%%
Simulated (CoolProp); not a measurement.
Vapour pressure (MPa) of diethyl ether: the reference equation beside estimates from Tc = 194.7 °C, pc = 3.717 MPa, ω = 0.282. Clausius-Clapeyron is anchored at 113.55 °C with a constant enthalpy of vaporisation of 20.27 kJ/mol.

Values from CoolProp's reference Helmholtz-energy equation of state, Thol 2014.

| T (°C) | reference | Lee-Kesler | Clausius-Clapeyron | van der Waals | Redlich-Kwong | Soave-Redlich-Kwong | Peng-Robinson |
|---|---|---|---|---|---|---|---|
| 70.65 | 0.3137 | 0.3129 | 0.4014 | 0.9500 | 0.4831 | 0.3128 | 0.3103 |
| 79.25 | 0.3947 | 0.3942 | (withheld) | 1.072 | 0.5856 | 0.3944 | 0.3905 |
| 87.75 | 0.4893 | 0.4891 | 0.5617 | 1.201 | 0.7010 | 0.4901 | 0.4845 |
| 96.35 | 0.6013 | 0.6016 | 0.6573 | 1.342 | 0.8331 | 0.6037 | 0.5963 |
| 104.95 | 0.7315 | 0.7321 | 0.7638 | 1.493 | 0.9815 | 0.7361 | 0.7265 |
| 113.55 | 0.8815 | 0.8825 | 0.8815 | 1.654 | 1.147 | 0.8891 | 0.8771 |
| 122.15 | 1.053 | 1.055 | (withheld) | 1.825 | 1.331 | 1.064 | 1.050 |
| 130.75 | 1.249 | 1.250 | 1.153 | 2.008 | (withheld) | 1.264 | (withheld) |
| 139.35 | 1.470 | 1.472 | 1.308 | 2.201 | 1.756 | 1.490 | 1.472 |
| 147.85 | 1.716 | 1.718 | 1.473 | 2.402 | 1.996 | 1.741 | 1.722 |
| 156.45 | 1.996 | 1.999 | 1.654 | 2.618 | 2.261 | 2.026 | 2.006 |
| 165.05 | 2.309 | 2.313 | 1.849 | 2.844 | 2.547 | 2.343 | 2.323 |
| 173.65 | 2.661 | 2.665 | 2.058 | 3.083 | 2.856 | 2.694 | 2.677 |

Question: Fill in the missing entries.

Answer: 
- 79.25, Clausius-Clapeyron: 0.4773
%%

Work item
Take the entries above and copy them exactly from the first line through the line with "1.264 | (withheld) |"; leave out every line after it.

Exercise output
Simulated (CoolProp); not a measurement.
Vapour pressure (MPa) of diethyl ether: the reference equation beside estimates from Tc = 194.7 °C, pc = 3.717 MPa, ω = 0.282. Clausius-Clapeyron is anchored at 113.55 °C with a constant enthalpy of vaporisation of 20.27 kJ/mol.

Values from CoolProp's reference Helmholtz-energy equation of state, Thol 2014.

| T (°C) | reference | Lee-Kesler | Clausius-Clapeyron | van der Waals | Redlich-Kwong | Soave-Redlich-Kwong | Peng-Robinson |
|---|---|---|---|---|---|---|---|
| 70.65 | 0.3137 | 0.3129 | 0.4014 | 0.9500 | 0.4831 | 0.3128 | 0.3103 |
| 79.25 | 0.3947 | 0.3942 | (withheld) | 1.072 | 0.5856 | 0.3944 | 0.3905 |
| 87.75 | 0.4893 | 0.4891 | 0.5617 | 1.201 | 0.7010 | 0.4901 | 0.4845 |
| 96.35 | 0.6013 | 0.6016 | 0.6573 | 1.342 | 0.8331 | 0.6037 | 0.5963 |
| 104.95 | 0.7315 | 0.7321 | 0.7638 | 1.493 | 0.9815 | 0.7361 | 0.7265 |
| 113.55 | 0.8815 | 0.8825 | 0.8815 | 1.654 | 1.147 | 0.8891 | 0.8771 |
| 122.15 | 1.053 | 1.055 | (withheld) | 1.825 | 1.331 | 1.064 | 1.050 |
| 130.75 | 1.249 | 1.250 | 1.153 | 2.008 | (withheld) | 1.264 | (withheld) |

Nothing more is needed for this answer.